== Task item ==
Your task is to transcribe, without alteration, the lines from the top of the material below through the line bearing "(2) The calculation", inclusive.

+ + + +
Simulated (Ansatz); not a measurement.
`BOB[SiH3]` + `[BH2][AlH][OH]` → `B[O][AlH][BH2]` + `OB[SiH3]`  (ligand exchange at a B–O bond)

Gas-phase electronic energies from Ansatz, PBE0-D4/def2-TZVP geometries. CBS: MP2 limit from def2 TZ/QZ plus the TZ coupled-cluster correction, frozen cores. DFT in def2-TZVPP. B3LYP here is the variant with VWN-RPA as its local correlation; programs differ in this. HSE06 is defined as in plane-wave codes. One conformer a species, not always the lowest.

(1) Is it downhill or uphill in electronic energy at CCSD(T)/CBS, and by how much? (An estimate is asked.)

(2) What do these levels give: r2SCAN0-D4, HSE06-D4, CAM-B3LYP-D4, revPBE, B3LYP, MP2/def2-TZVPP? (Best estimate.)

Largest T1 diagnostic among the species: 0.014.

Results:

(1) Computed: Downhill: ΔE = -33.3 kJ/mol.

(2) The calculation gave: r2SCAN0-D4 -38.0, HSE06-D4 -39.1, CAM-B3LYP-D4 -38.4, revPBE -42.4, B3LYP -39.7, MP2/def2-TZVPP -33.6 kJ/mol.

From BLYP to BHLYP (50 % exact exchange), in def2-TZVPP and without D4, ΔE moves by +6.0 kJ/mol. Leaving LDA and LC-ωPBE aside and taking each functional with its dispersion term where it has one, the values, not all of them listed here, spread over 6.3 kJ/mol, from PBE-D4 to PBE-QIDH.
+ + + +

== Task output ==
Simulated (Ansatz); not a measurement.
`BOB[SiH3]` + `[BH2][AlH][OH]` → `B[O][AlH][BH2]` + `OB[SiH3]`  (ligand exchange at a B–O bond)

Gas-phase electronic energies from Ansatz, PBE0-D4/def2-TZVP geometries. CBS: MP2 limit from def2 TZ/QZ plus the TZ coupled-cluster correction, frozen cores. DFT in def2-TZVPP. B3LYP here is the variant with VWN-RPA as its local correlation; programs differ in this. HSE06 is defined as in plane-wave codes. One conformer a species, not always the lowest.

(1) Is it downhill or uphill in electronic energy at CCSD(T)/CBS, and by how much? (An estimate is asked.)

(2) What do these levels give: r2SCAN0-D4, HSE06-D4, CAM-B3LYP-D4, revPBE, B3LYP, MP2/def2-TZVPP? (Best estimate.)

Largest T1 diagnostic among the species: 0.014.

Results:

(1) Computed: Downhill: ΔE = -33.3 kJ/mol.

(2) The calculation gave: r2SCAN0-D4 -38.0, HSE06-D4 -39.1, CAM-B3LYP-D4 -38.4, revPBE -42.4, B3LYP -39.7, MP2/def2-TZVPP -33.6 kJ/mol.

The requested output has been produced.